**Activity:** Print out the records that follow, exactly and completely.

Study material section start
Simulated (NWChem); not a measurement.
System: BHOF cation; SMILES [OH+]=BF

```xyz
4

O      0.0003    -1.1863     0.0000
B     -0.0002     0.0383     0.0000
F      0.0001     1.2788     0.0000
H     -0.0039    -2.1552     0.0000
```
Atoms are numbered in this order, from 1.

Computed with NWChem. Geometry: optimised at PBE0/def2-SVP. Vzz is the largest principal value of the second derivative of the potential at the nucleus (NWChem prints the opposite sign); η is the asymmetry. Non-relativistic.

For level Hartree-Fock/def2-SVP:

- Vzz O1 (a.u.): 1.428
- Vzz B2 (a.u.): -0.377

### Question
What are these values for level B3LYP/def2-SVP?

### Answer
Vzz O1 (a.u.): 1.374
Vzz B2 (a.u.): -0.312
Study material section end

**Result:**
Simulated (NWChem); not a measurement.
System: BHOF cation; SMILES [OH+]=BF

```xyz
4

O      0.0003    -1.1863     0.0000
B     -0.0002     0.0383     0.0000
F      0.0001     1.2788     0.0000
H     -0.0039    -2.1552     0.0000
```
Atoms are numbered in this order, from 1.

Computed with NWChem. Geometry: optimised at PBE0/def2-SVP. Vzz is the largest principal value of the second derivative of the potential at the nucleus (NWChem prints the opposite sign); η is the asymmetry. Non-relativistic.

For level Hartree-Fock/def2-SVP:

- Vzz O1 (a.u.): 1.428
- Vzz B2 (a.u.): -0.377

### Question
What are these values for level B3LYP/def2-SVP?

### Answer
Vzz O1 (a.u.): 1.374
Vzz B2 (a.u.): -0.312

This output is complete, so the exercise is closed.